** Opening Data shown block **
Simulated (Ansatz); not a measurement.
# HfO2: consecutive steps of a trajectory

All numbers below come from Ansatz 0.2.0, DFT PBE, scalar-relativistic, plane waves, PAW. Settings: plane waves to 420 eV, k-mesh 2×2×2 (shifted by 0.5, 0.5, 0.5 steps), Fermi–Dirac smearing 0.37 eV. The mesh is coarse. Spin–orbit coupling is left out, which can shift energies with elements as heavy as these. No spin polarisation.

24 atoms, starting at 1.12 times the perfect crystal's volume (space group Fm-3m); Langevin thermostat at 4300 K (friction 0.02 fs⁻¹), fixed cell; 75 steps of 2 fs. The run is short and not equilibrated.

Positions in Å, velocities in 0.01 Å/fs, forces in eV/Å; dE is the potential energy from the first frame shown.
** Closing Data shown block **

● Assigned task: Which lines belong in the answer? Exactly those from the first line of the entries through the line holding "24 atoms, starting", inclusive, copied unchanged.

● Response:
Simulated (Ansatz); not a measurement.
# HfO2: consecutive steps of a trajectory

All numbers below come from Ansatz 0.2.0, DFT PBE, scalar-relativistic, plane waves, PAW. Settings: plane waves to 420 eV, k-mesh 2×2×2 (shifted by 0.5, 0.5, 0.5 steps), Fermi–Dirac smearing 0.37 eV. The mesh is coarse. Spin–orbit coupling is left out, which can shift energies with elements as heavy as these. No spin polarisation.

24 atoms, starting at 1.12 times the perfect crystal's volume (space group Fm-3m); Langevin thermostat at 4300 K (friction 0.02 fs⁻¹), fixed cell; 75 steps of 2 fs. The run is short and not equilibrated.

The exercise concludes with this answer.